* **Brief**:
Give the data again in full, with every character unchanged.

* **Record set**:
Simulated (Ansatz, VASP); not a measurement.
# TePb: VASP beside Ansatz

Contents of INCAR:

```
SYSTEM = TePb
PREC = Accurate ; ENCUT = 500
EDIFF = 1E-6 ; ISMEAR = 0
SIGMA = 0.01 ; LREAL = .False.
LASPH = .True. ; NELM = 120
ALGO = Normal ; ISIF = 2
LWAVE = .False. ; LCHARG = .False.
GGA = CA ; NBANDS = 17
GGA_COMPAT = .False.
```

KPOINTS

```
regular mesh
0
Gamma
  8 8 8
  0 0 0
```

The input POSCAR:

* **Your solution**:
Simulated (Ansatz, VASP); not a measurement.
# TePb: VASP beside Ansatz

Contents of INCAR:

```
SYSTEM = TePb
PREC = Accurate ; ENCUT = 500
EDIFF = 1E-6 ; ISMEAR = 0
SIGMA = 0.01 ; LREAL = .False.
LASPH = .True. ; NELM = 120
ALGO = Normal ; ISIF = 2
LWAVE = .False. ; LCHARG = .False.
GGA = CA ; NBANDS = 17
GGA_COMPAT = .False.
```

KPOINTS

```
regular mesh
0
Gamma
  8 8 8
  0 0 0
```

The input POSCAR:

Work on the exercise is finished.